================

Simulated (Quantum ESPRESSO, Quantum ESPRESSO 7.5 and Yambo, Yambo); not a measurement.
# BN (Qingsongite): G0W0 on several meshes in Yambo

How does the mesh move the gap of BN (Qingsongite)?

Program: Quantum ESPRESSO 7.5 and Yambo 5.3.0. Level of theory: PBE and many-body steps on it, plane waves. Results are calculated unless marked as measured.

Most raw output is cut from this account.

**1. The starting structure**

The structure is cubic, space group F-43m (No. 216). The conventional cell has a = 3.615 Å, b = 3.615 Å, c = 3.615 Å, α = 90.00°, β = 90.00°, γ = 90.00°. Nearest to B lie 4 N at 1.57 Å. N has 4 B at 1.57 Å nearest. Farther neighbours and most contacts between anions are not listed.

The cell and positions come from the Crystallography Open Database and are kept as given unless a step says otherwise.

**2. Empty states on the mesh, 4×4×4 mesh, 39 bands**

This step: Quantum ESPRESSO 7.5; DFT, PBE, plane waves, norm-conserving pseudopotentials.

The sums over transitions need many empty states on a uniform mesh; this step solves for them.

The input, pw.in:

================

# Required action:
Leave out every line after the one with "mesh, 39 bands**". Reproduce the material above exactly from its first line through that line.

# Exercise response:
Simulated (Quantum ESPRESSO, Quantum ESPRESSO 7.5 and Yambo, Yambo); not a measurement.
# BN (Qingsongite): G0W0 on several meshes in Yambo

How does the mesh move the gap of BN (Qingsongite)?

Program: Quantum ESPRESSO 7.5 and Yambo 5.3.0. Level of theory: PBE and many-body steps on it, plane waves. Results are calculated unless marked as measured.

Most raw output is cut from this account.

**1. The starting structure**

The structure is cubic, space group F-43m (No. 216). The conventional cell has a = 3.615 Å, b = 3.615 Å, c = 3.615 Å, α = 90.00°, β = 90.00°, γ = 90.00°. Nearest to B lie 4 N at 1.57 Å. N has 4 B at 1.57 Å nearest. Farther neighbours and most contacts between anions are not listed.

The cell and positions come from the Crystallography Open Database and are kept as given unless a step says otherwise.

**2. Empty states on the mesh, 4×4×4 mesh, 39 bands**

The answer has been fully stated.